▶ _Input data_:
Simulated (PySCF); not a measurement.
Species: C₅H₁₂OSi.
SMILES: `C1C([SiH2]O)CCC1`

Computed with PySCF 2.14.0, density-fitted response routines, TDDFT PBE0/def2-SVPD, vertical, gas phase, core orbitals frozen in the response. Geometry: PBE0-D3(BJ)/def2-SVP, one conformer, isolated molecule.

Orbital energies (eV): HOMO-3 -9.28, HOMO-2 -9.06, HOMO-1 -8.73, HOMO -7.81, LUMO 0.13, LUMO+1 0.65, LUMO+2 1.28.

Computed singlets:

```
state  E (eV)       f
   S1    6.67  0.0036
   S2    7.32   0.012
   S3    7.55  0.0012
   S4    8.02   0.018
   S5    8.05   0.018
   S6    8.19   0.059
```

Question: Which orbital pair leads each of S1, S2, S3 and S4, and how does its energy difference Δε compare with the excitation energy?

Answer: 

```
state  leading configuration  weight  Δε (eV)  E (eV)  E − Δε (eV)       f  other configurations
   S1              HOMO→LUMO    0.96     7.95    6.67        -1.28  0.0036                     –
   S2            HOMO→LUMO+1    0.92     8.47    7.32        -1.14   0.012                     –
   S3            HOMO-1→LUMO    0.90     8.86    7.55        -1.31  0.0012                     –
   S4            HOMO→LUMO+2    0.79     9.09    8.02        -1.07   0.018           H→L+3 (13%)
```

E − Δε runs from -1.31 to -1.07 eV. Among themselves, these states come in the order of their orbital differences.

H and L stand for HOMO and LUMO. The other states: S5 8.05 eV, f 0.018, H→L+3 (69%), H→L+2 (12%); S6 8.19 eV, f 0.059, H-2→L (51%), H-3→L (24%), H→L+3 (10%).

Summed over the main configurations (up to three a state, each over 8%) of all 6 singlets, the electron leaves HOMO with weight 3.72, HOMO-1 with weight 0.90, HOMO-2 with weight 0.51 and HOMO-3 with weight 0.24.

▶ _Exercise_: Quote the data above from the line containing "E − Δε runs" to the line containing "H and L stand", inclusive, and stop.

▶ _Response_:
E − Δε runs from -1.31 to -1.07 eV. Among themselves, these states come in the order of their orbital differences.

H and L stand for HOMO and LUMO. The other states: S5 8.05 eV, f 0.018, H→L+3 (69%), H→L+2 (12%); S6 8.19 eV, f 0.059, H-2→L (51%), H-3→L (24%), H→L+3 (10%).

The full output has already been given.